- - - -

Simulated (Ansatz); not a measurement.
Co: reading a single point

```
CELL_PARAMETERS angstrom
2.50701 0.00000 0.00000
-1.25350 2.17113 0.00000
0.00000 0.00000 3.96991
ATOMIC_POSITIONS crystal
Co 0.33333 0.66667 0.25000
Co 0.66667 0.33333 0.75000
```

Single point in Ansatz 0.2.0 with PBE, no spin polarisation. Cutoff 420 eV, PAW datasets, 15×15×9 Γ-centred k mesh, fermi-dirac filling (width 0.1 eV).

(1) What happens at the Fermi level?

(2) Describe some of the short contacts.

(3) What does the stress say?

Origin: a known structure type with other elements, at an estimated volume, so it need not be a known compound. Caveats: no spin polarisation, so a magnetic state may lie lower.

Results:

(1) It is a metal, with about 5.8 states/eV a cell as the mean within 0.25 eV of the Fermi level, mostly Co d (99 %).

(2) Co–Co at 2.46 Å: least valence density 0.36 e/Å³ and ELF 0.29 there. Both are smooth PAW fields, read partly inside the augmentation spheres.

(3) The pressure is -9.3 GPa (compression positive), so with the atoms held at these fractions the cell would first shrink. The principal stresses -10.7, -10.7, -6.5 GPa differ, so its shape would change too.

- - - -

• EXERCISE: From the first line of the data above through the line containing "(1) It is a", repeat each line exactly, and add nothing.

• RESPONSE BOX:
Simulated (Ansatz); not a measurement.
Co: reading a single point

```
CELL_PARAMETERS angstrom
2.50701 0.00000 0.00000
-1.25350 2.17113 0.00000
0.00000 0.00000 3.96991
ATOMIC_POSITIONS crystal
Co 0.33333 0.66667 0.25000
Co 0.66667 0.33333 0.75000
```

Single point in Ansatz 0.2.0 with PBE, no spin polarisation. Cutoff 420 eV, PAW datasets, 15×15×9 Γ-centred k mesh, fermi-dirac filling (width 0.1 eV).

(1) What happens at the Fermi level?

(2) Describe some of the short contacts.

(3) What does the stress say?

Origin: a known structure type with other elements, at an estimated volume, so it need not be a known compound. Caveats: no spin polarisation, so a magnetic state may lie lower.

Results:

(1) It is a metal, with about 5.8 states/eV a cell as the mean within 0.25 eV of the Fermi level, mostly Co d (99 %).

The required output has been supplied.